# ACTIVITY:
In the material below, find the line containing "A closed system" and the line containing "Equilibrium gas composition", then reproduce exactly both of them and every line between, and nothing else.

(DATA RECORDS Opens)
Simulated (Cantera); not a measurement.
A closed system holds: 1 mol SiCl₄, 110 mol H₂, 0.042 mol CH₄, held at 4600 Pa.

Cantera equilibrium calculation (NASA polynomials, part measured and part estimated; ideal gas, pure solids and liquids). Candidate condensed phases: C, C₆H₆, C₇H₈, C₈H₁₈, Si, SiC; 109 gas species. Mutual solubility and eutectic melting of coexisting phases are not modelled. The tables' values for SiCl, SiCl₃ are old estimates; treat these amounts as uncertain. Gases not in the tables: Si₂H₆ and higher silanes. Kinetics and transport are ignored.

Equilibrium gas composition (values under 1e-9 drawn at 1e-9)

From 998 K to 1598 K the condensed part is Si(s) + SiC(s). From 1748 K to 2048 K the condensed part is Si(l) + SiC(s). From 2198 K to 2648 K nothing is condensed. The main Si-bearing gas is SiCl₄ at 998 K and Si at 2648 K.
(DATA RECORDS Closes)

# WRITTEN SOLUTION:
A closed system holds: 1 mol SiCl₄, 110 mol H₂, 0.042 mol CH₄, held at 4600 Pa.

Cantera equilibrium calculation (NASA polynomials, part measured and part estimated; ideal gas, pure solids and liquids). Candidate condensed phases: C, C₆H₆, C₇H₈, C₈H₁₈, Si, SiC; 109 gas species. Mutual solubility and eutectic melting of coexisting phases are not modelled. The tables' values for SiCl, SiCl₃ are old estimates; treat these amounts as uncertain. Gases not in the tables: Si₂H₆ and higher silanes. Kinetics and transport are ignored.

Equilibrium gas composition (values under 1e-9 drawn at 1e-9)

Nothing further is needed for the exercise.